___ DATASET EXTRACT ___

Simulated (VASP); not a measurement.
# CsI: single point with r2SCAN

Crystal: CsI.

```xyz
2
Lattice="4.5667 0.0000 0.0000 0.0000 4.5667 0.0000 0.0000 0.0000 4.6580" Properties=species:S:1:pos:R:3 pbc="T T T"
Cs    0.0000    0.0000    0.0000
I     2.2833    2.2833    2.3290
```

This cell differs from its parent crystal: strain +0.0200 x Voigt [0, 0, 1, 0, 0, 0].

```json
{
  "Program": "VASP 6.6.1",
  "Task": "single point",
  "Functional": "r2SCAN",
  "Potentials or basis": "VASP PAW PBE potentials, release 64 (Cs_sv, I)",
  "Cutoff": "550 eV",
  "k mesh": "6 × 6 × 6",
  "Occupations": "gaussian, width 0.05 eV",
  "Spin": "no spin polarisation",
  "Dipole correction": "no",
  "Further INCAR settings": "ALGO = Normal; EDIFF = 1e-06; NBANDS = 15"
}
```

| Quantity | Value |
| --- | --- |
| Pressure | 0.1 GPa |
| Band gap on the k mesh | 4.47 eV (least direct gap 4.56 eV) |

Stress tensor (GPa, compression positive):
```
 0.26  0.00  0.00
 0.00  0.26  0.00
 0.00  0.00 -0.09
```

___

REQUIRED ACTION:
Would you return the whole listing exactly as written?

EXPECTED ANSWER:
Simulated (VASP); not a measurement.
# CsI: single point with r2SCAN

Crystal: CsI.

```xyz
2
Lattice="4.5667 0.0000 0.0000 0.0000 4.5667 0.0000 0.0000 0.0000 4.6580" Properties=species:S:1:pos:R:3 pbc="T T T"
Cs    0.0000    0.0000    0.0000
I     2.2833    2.2833    2.3290
```

This cell differs from its parent crystal: strain +0.0200 x Voigt [0, 0, 1, 0, 0, 0].

```json
{
  "Program": "VASP 6.6.1",
  "Task": "single point",
  "Functional": "r2SCAN",
  "Potentials or basis": "VASP PAW PBE potentials, release 64 (Cs_sv, I)",
  "Cutoff": "550 eV",
  "k mesh": "6 × 6 × 6",
  "Occupations": "gaussian, width 0.05 eV",
  "Spin": "no spin polarisation",
  "Dipole correction": "no",
  "Further INCAR settings": "ALGO = Normal; EDIFF = 1e-06; NBANDS = 15"
}
```

| Quantity | Value |
| --- | --- |
| Pressure | 0.1 GPa |
| Band gap on the k mesh | 4.47 eV (least direct gap 4.56 eV) |

Stress tensor (GPa, compression positive):
```
 0.26  0.00  0.00
 0.00  0.26  0.00
 0.00  0.00 -0.09
```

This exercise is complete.